## Work request:
Retype verbatim the lines of the listing, from the very first through the line with "What to keep".

The data Start Marker

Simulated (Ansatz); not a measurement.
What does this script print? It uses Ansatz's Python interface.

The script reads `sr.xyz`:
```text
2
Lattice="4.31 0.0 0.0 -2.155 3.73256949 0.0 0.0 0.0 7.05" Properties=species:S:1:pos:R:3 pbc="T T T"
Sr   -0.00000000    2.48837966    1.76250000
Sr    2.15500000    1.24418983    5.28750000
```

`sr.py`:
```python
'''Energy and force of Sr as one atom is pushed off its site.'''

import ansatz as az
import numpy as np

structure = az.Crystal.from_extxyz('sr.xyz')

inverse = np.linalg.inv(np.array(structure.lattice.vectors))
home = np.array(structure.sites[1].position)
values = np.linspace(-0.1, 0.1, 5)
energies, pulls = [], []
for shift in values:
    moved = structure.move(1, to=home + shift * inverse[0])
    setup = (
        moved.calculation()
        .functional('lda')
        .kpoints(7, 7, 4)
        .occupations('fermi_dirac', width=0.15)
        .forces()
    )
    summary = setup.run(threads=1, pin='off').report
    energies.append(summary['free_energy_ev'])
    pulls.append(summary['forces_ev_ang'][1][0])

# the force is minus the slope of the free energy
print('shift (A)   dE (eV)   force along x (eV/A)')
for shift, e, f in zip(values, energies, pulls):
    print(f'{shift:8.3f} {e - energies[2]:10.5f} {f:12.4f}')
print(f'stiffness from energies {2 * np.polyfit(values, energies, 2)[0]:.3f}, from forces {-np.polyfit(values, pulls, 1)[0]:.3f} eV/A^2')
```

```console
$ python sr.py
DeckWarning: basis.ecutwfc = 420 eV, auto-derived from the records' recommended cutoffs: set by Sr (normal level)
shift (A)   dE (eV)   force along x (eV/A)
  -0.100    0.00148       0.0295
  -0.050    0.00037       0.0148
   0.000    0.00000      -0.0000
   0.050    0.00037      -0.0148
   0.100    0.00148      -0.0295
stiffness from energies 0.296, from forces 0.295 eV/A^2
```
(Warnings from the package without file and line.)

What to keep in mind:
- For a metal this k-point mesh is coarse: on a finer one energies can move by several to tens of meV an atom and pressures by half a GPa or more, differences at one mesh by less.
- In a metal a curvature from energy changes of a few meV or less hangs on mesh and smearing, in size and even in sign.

The data End Marker

## Answer area:
Simulated (Ansatz); not a measurement.
What does this script print? It uses Ansatz's Python interface.

The script reads `sr.xyz`:
```text
2
Lattice="4.31 0.0 0.0 -2.155 3.73256949 0.0 0.0 0.0 7.05" Properties=species:S:1:pos:R:3 pbc="T T T"
Sr   -0.00000000    2.48837966    1.76250000
Sr    2.15500000    1.24418983    5.28750000
```

`sr.py`:
```python
'''Energy and force of Sr as one atom is pushed off its site.'''

import ansatz as az
import numpy as np

structure = az.Crystal.from_extxyz('sr.xyz')

inverse = np.linalg.inv(np.array(structure.lattice.vectors))
home = np.array(structure.sites[1].position)
values = np.linspace(-0.1, 0.1, 5)
energies, pulls = [], []
for shift in values:
    moved = structure.move(1, to=home + shift * inverse[0])
    setup = (
        moved.calculation()
        .functional('lda')
        .kpoints(7, 7, 4)
        .occupations('fermi_dirac', width=0.15)
        .forces()
    )
    summary = setup.run(threads=1, pin='off').report
    energies.append(summary['free_energy_ev'])
    pulls.append(summary['forces_ev_ang'][1][0])

# the force is minus the slope of the free energy
print('shift (A)   dE (eV)   force along x (eV/A)')
for shift, e, f in zip(values, energies, pulls):
    print(f'{shift:8.3f} {e - energies[2]:10.5f} {f:12.4f}')
print(f'stiffness from energies {2 * np.polyfit(values, energies, 2)[0]:.3f}, from forces {-np.polyfit(values, pulls, 1)[0]:.3f} eV/A^2')
```

```console
$ python sr.py
DeckWarning: basis.ecutwfc = 420 eV, auto-derived from the records' recommended cutoffs: set by Sr (normal level)
shift (A)   dE (eV)   force along x (eV/A)
  -0.100    0.00148       0.0295
  -0.050    0.00037       0.0148
   0.000    0.00000      -0.0000
   0.050    0.00037      -0.0148
   0.100    0.00148      -0.0295
stiffness from energies 0.296, from forces 0.295 eV/A^2
```
(Warnings from the package without file and line.)

What to keep in mind:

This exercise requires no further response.